• Assignment:
Give the data again exactly, stopping after the "Question: Between 473" line.

• Given records:
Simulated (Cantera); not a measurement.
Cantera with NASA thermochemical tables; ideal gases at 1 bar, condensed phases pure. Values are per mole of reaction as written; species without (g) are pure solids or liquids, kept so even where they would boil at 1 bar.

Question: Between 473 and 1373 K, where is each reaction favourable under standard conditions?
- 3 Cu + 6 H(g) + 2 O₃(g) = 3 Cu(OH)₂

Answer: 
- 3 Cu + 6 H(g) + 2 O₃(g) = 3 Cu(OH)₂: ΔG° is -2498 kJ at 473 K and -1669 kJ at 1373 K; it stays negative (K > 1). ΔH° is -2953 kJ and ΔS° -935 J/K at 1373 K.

• Your response:
Simulated (Cantera); not a measurement.
Cantera with NASA thermochemical tables; ideal gases at 1 bar, condensed phases pure. Values are per mole of reaction as written; species without (g) are pure solids or liquids, kept so even where they would boil at 1 bar.

Question: Between 473 and 1373 K, where is each reaction favourable under standard conditions?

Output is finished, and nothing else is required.